=== Exercise ===
Copy the listing below line for line, starting at its first line and ending with the line that has "The numbers are" in it. Add nothing.

═══ Recorded information ═══
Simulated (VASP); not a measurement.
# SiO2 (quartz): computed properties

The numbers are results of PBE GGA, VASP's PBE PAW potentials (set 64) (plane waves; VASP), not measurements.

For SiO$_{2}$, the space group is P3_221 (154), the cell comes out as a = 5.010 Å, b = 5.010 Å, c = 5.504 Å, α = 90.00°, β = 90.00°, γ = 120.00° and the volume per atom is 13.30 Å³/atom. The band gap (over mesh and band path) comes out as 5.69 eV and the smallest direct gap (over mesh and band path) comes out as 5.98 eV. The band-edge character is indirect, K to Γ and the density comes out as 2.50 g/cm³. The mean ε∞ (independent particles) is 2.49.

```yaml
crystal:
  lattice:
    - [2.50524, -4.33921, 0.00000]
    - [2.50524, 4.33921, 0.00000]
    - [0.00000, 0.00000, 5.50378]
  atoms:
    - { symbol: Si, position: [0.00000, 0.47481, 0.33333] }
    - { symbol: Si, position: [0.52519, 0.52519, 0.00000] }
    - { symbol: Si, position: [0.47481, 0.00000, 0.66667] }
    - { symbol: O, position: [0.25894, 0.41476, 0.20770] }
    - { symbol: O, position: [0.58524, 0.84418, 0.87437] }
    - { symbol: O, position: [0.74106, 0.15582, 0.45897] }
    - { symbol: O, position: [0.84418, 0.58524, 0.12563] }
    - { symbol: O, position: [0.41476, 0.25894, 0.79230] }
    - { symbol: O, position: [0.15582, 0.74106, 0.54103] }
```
═══

=== Answer space ===
Simulated (VASP); not a measurement.
# SiO2 (quartz): computed properties

The numbers are results of PBE GGA, VASP's PBE PAW potentials (set 64) (plane waves; VASP), not measurements.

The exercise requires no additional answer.